___ Listed entries ___
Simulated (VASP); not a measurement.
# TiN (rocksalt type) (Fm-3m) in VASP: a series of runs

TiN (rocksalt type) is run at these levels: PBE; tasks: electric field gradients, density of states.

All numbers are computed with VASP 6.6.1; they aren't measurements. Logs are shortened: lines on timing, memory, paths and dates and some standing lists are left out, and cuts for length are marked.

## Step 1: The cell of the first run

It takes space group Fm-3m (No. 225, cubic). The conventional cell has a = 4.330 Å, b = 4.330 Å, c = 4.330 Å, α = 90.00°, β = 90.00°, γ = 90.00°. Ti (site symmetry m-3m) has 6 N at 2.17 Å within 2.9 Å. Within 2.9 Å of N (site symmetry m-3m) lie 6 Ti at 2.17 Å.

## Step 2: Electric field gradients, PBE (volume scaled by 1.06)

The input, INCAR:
___

Output should match, line for line, the stretch of the material above from the line holding "TiN (rocksalt type) is" through the line holding "## Step 2: Electric".

Exercise output:
TiN (rocksalt type) is run at these levels: PBE; tasks: electric field gradients, density of states.

All numbers are computed with VASP 6.6.1; they aren't measurements. Logs are shortened: lines on timing, memory, paths and dates and some standing lists are left out, and cuts for length are marked.

## Step 1: The cell of the first run

It takes space group Fm-3m (No. 225, cubic). The conventional cell has a = 4.330 Å, b = 4.330 Å, c = 4.330 Å, α = 90.00°, β = 90.00°, γ = 90.00°. Ti (site symmetry m-3m) has 6 N at 2.17 Å within 2.9 Å. Within 2.9 Å of N (site symmetry m-3m) lie 6 Ti at 2.17 Å.

## Step 2: Electric field gradients, PBE (volume scaled by 1.06)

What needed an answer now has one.